Supplied data START

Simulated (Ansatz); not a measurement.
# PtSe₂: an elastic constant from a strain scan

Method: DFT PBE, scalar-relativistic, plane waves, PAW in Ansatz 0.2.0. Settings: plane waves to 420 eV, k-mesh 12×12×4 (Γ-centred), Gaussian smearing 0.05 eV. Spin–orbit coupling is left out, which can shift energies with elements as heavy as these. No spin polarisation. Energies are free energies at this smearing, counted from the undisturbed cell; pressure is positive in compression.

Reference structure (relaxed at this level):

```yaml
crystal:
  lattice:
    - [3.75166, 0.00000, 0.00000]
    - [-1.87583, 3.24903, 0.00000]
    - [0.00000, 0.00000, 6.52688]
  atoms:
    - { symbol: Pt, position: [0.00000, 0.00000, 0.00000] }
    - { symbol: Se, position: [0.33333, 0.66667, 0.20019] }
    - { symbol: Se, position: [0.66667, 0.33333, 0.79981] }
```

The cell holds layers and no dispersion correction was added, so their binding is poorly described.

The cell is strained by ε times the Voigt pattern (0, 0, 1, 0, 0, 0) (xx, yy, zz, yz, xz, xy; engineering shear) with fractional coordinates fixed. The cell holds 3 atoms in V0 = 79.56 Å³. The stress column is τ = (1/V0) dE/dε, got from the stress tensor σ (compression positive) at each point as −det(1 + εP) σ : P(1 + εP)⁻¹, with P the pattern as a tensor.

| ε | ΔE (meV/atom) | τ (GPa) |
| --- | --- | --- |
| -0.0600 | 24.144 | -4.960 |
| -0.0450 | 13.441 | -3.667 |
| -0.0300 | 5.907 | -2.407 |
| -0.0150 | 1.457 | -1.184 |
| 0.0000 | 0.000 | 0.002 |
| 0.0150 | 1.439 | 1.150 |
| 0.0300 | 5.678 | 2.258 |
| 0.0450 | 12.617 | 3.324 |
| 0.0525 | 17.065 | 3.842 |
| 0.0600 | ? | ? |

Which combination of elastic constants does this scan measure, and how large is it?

Supplied data END

**Requirement:**
Exact reproduction is required. Give the lines of the data from its first line through the line containing "# PtSe₂: an", and no others.

**Written reply:**
Simulated (Ansatz); not a measurement.
# PtSe₂: an elastic constant from a strain scan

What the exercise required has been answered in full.